--- Work item ---
With the first line below as the start and the line containing "B (2.9 GPa)." as the end, copy every line between them exactly, ends included.

--- Record set ---
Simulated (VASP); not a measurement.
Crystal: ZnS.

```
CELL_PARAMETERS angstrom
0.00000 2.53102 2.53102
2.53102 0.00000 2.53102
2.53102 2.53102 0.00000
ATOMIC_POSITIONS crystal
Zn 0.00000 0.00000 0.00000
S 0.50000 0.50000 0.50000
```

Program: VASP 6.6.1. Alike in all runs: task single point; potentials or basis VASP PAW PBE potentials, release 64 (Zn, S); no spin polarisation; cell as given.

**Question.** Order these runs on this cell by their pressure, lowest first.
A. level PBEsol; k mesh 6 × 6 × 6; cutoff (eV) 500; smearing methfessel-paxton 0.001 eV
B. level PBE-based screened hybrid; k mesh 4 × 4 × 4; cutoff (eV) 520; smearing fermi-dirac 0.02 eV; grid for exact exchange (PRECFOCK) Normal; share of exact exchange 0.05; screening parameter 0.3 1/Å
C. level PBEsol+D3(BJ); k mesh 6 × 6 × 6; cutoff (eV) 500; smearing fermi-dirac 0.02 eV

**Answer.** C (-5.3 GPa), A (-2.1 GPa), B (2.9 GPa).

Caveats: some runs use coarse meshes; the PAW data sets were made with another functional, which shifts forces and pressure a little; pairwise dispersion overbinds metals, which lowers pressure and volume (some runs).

--- Task output ---
Simulated (VASP); not a measurement.
Crystal: ZnS.

```
CELL_PARAMETERS angstrom
0.00000 2.53102 2.53102
2.53102 0.00000 2.53102
2.53102 2.53102 0.00000
ATOMIC_POSITIONS crystal
Zn 0.00000 0.00000 0.00000
S 0.50000 0.50000 0.50000
```

Program: VASP 6.6.1. Alike in all runs: task single point; potentials or basis VASP PAW PBE potentials, release 64 (Zn, S); no spin polarisation; cell as given.

**Question.** Order these runs on this cell by their pressure, lowest first.
A. level PBEsol; k mesh 6 × 6 × 6; cutoff (eV) 500; smearing methfessel-paxton 0.001 eV
B. level PBE-based screened hybrid; k mesh 4 × 4 × 4; cutoff (eV) 520; smearing fermi-dirac 0.02 eV; grid for exact exchange (PRECFOCK) Normal; share of exact exchange 0.05; screening parameter 0.3 1/Å
C. level PBEsol+D3(BJ); k mesh 6 × 6 × 6; cutoff (eV) 500; smearing fermi-dirac 0.02 eV

**Answer.** C (-5.3 GPa), A (-2.1 GPa), B (2.9 GPa).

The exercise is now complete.